#### Work item:
From the records below, transcribe exactly the lines that begin at the line with "One calculation is" and end at the line with "### 1. Starting point", both included.

#### Information given:
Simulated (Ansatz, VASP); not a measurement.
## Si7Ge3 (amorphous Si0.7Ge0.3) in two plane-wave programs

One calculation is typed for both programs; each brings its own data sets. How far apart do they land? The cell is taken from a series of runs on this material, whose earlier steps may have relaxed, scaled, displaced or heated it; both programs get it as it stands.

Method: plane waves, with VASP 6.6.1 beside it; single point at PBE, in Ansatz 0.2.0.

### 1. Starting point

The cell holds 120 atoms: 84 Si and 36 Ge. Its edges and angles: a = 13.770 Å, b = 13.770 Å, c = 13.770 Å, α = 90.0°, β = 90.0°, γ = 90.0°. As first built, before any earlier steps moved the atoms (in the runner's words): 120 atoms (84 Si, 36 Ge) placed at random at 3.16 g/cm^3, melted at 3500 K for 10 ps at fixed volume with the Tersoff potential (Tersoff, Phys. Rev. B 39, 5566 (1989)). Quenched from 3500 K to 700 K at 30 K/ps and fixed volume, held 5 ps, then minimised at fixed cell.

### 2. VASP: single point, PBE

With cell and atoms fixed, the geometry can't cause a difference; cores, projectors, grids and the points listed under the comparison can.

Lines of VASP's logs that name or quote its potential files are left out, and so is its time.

#### Exercise answer:
One calculation is typed for both programs; each brings its own data sets. How far apart do they land? The cell is taken from a series of runs on this material, whose earlier steps may have relaxed, scaled, displaced or heated it; both programs get it as it stands.

Method: plane waves, with VASP 6.6.1 beside it; single point at PBE, in Ansatz 0.2.0.

### 1. Starting point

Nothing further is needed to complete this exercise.